DATA FOR ANALYSIS:

──────────

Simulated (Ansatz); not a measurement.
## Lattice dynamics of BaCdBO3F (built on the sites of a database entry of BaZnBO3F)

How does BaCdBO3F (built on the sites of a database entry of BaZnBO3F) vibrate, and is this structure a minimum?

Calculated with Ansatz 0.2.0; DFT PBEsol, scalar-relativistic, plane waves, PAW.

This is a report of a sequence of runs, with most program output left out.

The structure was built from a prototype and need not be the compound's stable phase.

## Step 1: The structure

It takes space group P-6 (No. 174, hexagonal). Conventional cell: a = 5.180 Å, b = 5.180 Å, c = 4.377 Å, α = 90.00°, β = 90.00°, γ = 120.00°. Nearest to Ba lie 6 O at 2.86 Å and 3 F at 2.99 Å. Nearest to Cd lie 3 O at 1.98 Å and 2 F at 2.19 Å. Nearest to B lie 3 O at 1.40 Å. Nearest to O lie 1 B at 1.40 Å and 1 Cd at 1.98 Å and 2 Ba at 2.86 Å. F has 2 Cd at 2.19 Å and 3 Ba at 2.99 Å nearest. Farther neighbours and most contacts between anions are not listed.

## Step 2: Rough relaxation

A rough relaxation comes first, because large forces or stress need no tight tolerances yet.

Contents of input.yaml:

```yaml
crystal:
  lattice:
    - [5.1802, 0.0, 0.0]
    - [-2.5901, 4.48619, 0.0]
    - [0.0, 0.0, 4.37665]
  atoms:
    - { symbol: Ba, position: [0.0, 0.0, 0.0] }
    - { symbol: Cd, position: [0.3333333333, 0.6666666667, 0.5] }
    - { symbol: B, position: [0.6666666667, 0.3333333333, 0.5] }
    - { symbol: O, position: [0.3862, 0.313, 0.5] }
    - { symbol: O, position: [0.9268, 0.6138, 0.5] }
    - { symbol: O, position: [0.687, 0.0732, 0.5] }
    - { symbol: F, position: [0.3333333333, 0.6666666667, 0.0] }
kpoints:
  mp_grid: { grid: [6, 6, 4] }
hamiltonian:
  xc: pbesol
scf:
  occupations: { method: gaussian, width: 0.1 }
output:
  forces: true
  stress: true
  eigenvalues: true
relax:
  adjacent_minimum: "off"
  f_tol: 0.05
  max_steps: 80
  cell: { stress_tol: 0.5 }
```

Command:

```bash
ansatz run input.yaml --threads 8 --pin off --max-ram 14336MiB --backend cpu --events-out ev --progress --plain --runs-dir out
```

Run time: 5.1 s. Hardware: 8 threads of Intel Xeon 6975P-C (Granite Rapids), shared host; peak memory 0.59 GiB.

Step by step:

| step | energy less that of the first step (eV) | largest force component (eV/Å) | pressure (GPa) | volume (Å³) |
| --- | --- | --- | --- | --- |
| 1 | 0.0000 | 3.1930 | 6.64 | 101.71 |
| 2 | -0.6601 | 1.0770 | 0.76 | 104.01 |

──────────

WORK ORDER: Whatever else the listing above holds, retype exactly only the lines from the one containing "How does BaCdBO3F" to the one containing "## Step 1: The structure", both ends kept.

EXERCISE SOLUTION:
How does BaCdBO3F (built on the sites of a database entry of BaZnBO3F) vibrate, and is this structure a minimum?

Calculated with Ansatz 0.2.0; DFT PBEsol, scalar-relativistic, plane waves, PAW.

This is a report of a sequence of runs, with most program output left out.

The structure was built from a prototype and need not be the compound's stable phase.

## Step 1: The structure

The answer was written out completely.